Data extracts section start
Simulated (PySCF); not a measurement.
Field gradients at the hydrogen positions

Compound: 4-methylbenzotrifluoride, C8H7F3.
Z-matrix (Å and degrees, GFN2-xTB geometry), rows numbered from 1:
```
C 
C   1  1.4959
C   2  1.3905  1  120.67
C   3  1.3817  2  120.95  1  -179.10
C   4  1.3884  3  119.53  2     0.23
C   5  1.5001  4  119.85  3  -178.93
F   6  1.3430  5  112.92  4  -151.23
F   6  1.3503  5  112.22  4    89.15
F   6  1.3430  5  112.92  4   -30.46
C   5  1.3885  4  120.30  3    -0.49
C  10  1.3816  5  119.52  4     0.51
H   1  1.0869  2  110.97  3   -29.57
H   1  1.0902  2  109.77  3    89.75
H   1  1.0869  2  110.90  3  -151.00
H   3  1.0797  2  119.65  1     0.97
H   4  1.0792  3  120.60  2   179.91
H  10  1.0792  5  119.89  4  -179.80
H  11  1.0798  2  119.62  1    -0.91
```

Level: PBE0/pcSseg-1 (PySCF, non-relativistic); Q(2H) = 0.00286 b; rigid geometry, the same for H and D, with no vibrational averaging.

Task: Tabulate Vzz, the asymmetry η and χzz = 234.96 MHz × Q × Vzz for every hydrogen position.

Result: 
Data extracts section end

** Action item **
In full and without error, transcribe the listing.

** Result **
Simulated (PySCF); not a measurement.
Field gradients at the hydrogen positions

Compound: 4-methylbenzotrifluoride, C8H7F3.
Z-matrix (Å and degrees, GFN2-xTB geometry), rows numbered from 1:
```
C 
C   1  1.4959
C   2  1.3905  1  120.67
C   3  1.3817  2  120.95  1  -179.10
C   4  1.3884  3  119.53  2     0.23
C   5  1.5001  4  119.85  3  -178.93
F   6  1.3430  5  112.92  4  -151.23
F   6  1.3503  5  112.22  4    89.15
F   6  1.3430  5  112.92  4   -30.46
C   5  1.3885  4  120.30  3    -0.49
C  10  1.3816  5  119.52  4     0.51
H   1  1.0869  2  110.97  3   -29.57
H   1  1.0902  2  109.77  3    89.75
H   1  1.0869  2  110.90  3  -151.00
H   3  1.0797  2  119.65  1     0.97
H   4  1.0792  3  120.60  2   179.91
H  10  1.0792  5  119.89  4  -179.80
H  11  1.0798  2  119.62  1    -0.91
```

Level: PBE0/pcSseg-1 (PySCF, non-relativistic); Q(2H) = 0.00286 b; rigid geometry, the same for H and D, with no vibrational averaging.

Task: Tabulate Vzz, the asymmetry η and χzz = 234.96 MHz × Q × Vzz for every hydrogen position.

Result: 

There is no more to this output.